■ **Assignment**
Please set down each line of the material exactly.

========================

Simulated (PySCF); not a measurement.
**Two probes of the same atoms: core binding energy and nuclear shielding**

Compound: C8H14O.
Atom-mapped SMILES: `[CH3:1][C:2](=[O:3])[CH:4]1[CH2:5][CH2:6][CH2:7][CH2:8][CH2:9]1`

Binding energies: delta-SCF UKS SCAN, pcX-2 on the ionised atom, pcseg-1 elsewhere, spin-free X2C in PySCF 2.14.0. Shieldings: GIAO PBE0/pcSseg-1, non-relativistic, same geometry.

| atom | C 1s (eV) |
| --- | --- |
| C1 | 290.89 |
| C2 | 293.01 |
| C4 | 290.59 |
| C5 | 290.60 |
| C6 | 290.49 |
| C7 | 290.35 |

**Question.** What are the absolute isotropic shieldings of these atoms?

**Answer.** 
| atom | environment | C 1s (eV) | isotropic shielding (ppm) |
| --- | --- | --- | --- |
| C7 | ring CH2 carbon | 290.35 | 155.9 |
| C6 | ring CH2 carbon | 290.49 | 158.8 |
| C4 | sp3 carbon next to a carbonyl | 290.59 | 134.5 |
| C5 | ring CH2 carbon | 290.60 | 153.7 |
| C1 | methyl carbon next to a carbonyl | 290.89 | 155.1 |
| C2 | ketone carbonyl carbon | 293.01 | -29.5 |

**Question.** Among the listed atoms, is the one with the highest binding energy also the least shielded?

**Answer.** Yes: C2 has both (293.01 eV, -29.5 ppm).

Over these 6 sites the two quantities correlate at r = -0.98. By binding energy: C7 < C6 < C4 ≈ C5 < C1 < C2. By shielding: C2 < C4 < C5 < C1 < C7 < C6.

========================

■ **Problem solution**
Simulated (PySCF); not a measurement.
**Two probes of the same atoms: core binding energy and nuclear shielding**

Compound: C8H14O.
Atom-mapped SMILES: `[CH3:1][C:2](=[O:3])[CH:4]1[CH2:5][CH2:6][CH2:7][CH2:8][CH2:9]1`

Binding energies: delta-SCF UKS SCAN, pcX-2 on the ionised atom, pcseg-1 elsewhere, spin-free X2C in PySCF 2.14.0. Shieldings: GIAO PBE0/pcSseg-1, non-relativistic, same geometry.

| atom | C 1s (eV) |
| --- | --- |
| C1 | 290.89 |
| C2 | 293.01 |
| C4 | 290.59 |
| C5 | 290.60 |
| C6 | 290.49 |
| C7 | 290.35 |

**Question.** What are the absolute isotropic shieldings of these atoms?

**Answer.** 
| atom | environment | C 1s (eV) | isotropic shielding (ppm) |
| --- | --- | --- | --- |
| C7 | ring CH2 carbon | 290.35 | 155.9 |
| C6 | ring CH2 carbon | 290.49 | 158.8 |
| C4 | sp3 carbon next to a carbonyl | 290.59 | 134.5 |
| C5 | ring CH2 carbon | 290.60 | 153.7 |
| C1 | methyl carbon next to a carbonyl | 290.89 | 155.1 |
| C2 | ketone carbonyl carbon | 293.01 | -29.5 |

**Question.** Among the listed atoms, is the one with the highest binding energy also the least shielded?

**Answer.** Yes: C2 has both (293.01 eV, -29.5 ppm).

Over these 6 sites the two quantities correlate at r = -0.98. By binding energy: C7 < C6 < C4 ≈ C5 < C1 < C2. By shielding: C2 < C4 < C5 < C1 < C7 < C6.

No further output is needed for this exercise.